Brief
All records after this line are to be returned verbatim.

━━━ Provided material ━━━
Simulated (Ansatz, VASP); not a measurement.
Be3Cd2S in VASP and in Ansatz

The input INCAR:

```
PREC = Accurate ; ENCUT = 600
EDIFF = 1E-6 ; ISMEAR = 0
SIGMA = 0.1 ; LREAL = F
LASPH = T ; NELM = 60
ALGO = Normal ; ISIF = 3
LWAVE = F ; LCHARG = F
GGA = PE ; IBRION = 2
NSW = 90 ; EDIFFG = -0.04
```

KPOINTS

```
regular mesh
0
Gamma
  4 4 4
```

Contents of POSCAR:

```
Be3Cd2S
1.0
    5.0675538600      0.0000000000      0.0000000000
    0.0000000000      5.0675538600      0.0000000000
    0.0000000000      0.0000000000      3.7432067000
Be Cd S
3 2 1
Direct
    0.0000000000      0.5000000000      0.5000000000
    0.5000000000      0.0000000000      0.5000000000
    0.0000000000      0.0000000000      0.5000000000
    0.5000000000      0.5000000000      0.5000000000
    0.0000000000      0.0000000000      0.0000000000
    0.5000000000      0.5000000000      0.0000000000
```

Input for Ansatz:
━━━

Task result
Simulated (Ansatz, VASP); not a measurement.
Be3Cd2S in VASP and in Ansatz

The input INCAR:

```
PREC = Accurate ; ENCUT = 600
EDIFF = 1E-6 ; ISMEAR = 0
SIGMA = 0.1 ; LREAL = F
LASPH = T ; NELM = 60
ALGO = Normal ; ISIF = 3
LWAVE = F ; LCHARG = F
GGA = PE ; IBRION = 2
NSW = 90 ; EDIFFG = -0.04
```

KPOINTS

```
regular mesh
0
Gamma
  4 4 4
```

Contents of POSCAR:

```
Be3Cd2S
1.0
    5.0675538600      0.0000000000      0.0000000000
    0.0000000000      5.0675538600      0.0000000000
    0.0000000000      0.0000000000      3.7432067000
Be Cd S
3 2 1
Direct
    0.0000000000      0.5000000000      0.5000000000
    0.5000000000      0.0000000000      0.5000000000
    0.0000000000      0.0000000000      0.5000000000
    0.5000000000      0.5000000000      0.5000000000
    0.0000000000      0.0000000000      0.0000000000
    0.5000000000      0.5000000000      0.0000000000
```

Input for Ansatz:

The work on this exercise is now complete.